----- DATASET CONTENT -----
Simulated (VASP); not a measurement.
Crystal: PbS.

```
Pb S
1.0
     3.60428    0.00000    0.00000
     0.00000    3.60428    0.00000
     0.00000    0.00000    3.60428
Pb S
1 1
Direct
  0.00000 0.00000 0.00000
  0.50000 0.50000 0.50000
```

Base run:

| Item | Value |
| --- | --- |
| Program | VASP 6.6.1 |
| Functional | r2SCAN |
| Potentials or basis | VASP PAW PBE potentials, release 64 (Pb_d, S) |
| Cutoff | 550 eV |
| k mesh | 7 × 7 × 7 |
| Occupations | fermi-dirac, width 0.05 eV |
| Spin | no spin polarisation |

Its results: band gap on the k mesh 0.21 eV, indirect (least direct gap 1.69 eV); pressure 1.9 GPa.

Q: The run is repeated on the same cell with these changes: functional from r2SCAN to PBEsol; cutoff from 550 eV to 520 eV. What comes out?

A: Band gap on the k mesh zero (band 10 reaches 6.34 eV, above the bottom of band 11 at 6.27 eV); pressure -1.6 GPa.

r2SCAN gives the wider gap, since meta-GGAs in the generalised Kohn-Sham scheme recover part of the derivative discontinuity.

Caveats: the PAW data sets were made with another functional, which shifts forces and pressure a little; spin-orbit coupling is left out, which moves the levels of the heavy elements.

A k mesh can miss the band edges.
-----

◆ WORK ITEM ◆
Using the data above, reproduce exactly the lines between those holding "Cutoff | 550 eV |" and "Caveats: the PAW", inclusive, and no others.

◆ EXERCISE RESULT ◆
| Cutoff | 550 eV |
| k mesh | 7 × 7 × 7 |
| Occupations | fermi-dirac, width 0.05 eV |
| Spin | no spin polarisation |

Its results: band gap on the k mesh 0.21 eV, indirect (least direct gap 1.69 eV); pressure 1.9 GPa.

Q: The run is repeated on the same cell with these changes: functional from r2SCAN to PBEsol; cutoff from 550 eV to 520 eV. What comes out?

A: Band gap on the k mesh zero (band 10 reaches 6.34 eV, above the bottom of band 11 at 6.27 eV); pressure -1.6 GPa.

r2SCAN gives the wider gap, since meta-GGAs in the generalised Kohn-Sham scheme recover part of the derivative discontinuity.

Caveats: the PAW data sets were made with another functional, which shifts forces and pressure a little; spin-orbit coupling is left out, which moves the levels of the heavy elements.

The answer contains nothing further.